## Work instruction
Without omitting anything, return the records precisely as given.

┄┄┄┄┄┄┄┄┄┄┄┄┄┄┄┄┄┄┄┄

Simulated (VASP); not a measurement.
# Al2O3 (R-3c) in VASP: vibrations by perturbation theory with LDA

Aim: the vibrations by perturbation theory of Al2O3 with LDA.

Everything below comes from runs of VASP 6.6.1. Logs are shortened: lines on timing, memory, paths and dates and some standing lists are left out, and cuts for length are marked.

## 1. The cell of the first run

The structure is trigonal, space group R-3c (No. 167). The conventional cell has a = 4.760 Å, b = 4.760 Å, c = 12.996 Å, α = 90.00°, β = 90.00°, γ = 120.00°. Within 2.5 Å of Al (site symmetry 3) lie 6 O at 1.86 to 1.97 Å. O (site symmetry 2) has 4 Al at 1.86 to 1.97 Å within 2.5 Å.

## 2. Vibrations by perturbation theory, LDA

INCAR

┄┄┄┄┄┄┄┄┄┄┄┄┄┄┄┄┄┄┄┄

## Written solution
Simulated (VASP); not a measurement.
# Al2O3 (R-3c) in VASP: vibrations by perturbation theory with LDA

Aim: the vibrations by perturbation theory of Al2O3 with LDA.

Everything below comes from runs of VASP 6.6.1. Logs are shortened: lines on timing, memory, paths and dates and some standing lists are left out, and cuts for length are marked.

## 1. The cell of the first run

The structure is trigonal, space group R-3c (No. 167). The conventional cell has a = 4.760 Å, b = 4.760 Å, c = 12.996 Å, α = 90.00°, β = 90.00°, γ = 120.00°. Within 2.5 Å of Al (site symmetry 3) lie 6 O at 1.86 to 1.97 Å. O (site symmetry 2) has 4 Al at 1.86 to 1.97 Å within 2.5 Å.

## 2. Vibrations by perturbation theory, LDA

INCAR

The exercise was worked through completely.